* **Extracted data**
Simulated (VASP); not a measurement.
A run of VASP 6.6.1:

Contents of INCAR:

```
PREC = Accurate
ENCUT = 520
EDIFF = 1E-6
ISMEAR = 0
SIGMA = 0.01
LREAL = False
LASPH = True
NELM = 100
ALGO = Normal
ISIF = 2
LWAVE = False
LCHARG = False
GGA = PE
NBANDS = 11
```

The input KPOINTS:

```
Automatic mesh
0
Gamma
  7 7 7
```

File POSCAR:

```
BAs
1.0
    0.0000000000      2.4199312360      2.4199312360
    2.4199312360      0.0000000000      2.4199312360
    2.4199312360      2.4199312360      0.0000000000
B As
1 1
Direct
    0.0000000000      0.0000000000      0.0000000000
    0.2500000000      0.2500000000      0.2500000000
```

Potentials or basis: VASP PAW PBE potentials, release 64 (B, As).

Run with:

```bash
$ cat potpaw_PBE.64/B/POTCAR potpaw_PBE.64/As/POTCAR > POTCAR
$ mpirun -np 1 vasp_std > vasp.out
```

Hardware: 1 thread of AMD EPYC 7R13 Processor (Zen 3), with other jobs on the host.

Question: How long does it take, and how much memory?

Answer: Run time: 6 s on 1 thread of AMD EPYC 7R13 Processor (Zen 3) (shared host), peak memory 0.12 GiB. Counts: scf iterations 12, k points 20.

* **Brief**
Retype the whole of the material word for word.

* **Written reply**
Simulated (VASP); not a measurement.
A run of VASP 6.6.1:

Contents of INCAR:

```
PREC = Accurate
ENCUT = 520
EDIFF = 1E-6
ISMEAR = 0
SIGMA = 0.01
LREAL = False
LASPH = True
NELM = 100
ALGO = Normal
ISIF = 2
LWAVE = False
LCHARG = False
GGA = PE
NBANDS = 11
```

The input KPOINTS:

```
Automatic mesh
0
Gamma
  7 7 7
```

File POSCAR:

```
BAs
1.0
    0.0000000000      2.4199312360      2.4199312360
    2.4199312360      0.0000000000      2.4199312360
    2.4199312360      2.4199312360      0.0000000000
B As
1 1
Direct
    0.0000000000      0.0000000000      0.0000000000
    0.2500000000      0.2500000000      0.2500000000
```

Potentials or basis: VASP PAW PBE potentials, release 64 (B, As).

Run with:

```bash
$ cat potpaw_PBE.64/B/POTCAR potpaw_PBE.64/As/POTCAR > POTCAR
$ mpirun -np 1 vasp_std > vasp.out
```

Hardware: 1 thread of AMD EPYC 7R13 Processor (Zen 3), with other jobs on the host.

Question: How long does it take, and how much memory?

Answer: Run time: 6 s on 1 thread of AMD EPYC 7R13 Processor (Zen 3) (shared host), peak memory 0.12 GiB. Counts: scf iterations 12, k points 20.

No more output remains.